Return only the lines running from the top of the entries to the line with "Question: How long", inclusive, exactly as written.

== SUPPLIED RECORDS ==

§ §

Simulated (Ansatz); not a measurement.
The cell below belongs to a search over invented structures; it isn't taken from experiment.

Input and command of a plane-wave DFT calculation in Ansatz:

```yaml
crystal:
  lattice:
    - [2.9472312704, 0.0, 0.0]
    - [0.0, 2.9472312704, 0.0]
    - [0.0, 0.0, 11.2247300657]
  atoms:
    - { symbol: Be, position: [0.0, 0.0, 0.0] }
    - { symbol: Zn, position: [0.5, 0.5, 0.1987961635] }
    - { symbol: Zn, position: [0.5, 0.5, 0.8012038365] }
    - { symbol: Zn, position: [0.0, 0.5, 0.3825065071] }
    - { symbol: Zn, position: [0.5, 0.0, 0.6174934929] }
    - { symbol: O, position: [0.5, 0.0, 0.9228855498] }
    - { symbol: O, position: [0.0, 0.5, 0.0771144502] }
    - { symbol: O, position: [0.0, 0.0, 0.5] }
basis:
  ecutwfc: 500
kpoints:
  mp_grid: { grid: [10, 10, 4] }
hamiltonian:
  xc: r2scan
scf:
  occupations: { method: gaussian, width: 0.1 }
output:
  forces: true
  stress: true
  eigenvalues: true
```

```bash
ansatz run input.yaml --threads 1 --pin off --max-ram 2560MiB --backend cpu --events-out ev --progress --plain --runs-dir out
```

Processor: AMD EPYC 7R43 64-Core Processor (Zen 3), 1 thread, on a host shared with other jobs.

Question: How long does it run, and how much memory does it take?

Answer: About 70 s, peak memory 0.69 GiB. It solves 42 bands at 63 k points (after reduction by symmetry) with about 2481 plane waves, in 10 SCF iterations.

§ §

== TASK RESPONSE ==
Simulated (Ansatz); not a measurement.
The cell below belongs to a search over invented structures; it isn't taken from experiment.

Input and command of a plane-wave DFT calculation in Ansatz:

```yaml
crystal:
  lattice:
    - [2.9472312704, 0.0, 0.0]
    - [0.0, 2.9472312704, 0.0]
    - [0.0, 0.0, 11.2247300657]
  atoms:
    - { symbol: Be, position: [0.0, 0.0, 0.0] }
    - { symbol: Zn, position: [0.5, 0.5, 0.1987961635] }
    - { symbol: Zn, position: [0.5, 0.5, 0.8012038365] }
    - { symbol: Zn, position: [0.0, 0.5, 0.3825065071] }
    - { symbol: Zn, position: [0.5, 0.0, 0.6174934929] }
    - { symbol: O, position: [0.5, 0.0, 0.9228855498] }
    - { symbol: O, position: [0.0, 0.5, 0.0771144502] }
    - { symbol: O, position: [0.0, 0.0, 0.5] }
basis:
  ecutwfc: 500
kpoints:
  mp_grid: { grid: [10, 10, 4] }
hamiltonian:
  xc: r2scan
scf:
  occupations: { method: gaussian, width: 0.1 }
output:
  forces: true
  stress: true
  eigenvalues: true
```

```bash
ansatz run input.yaml --threads 1 --pin off --max-ram 2560MiB --backend cpu --events-out ev --progress --plain --runs-dir out
```

Processor: AMD EPYC 7R43 64-Core Processor (Zen 3), 1 thread, on a host shared with other jobs.

Question: How long does it run, and how much memory does it take?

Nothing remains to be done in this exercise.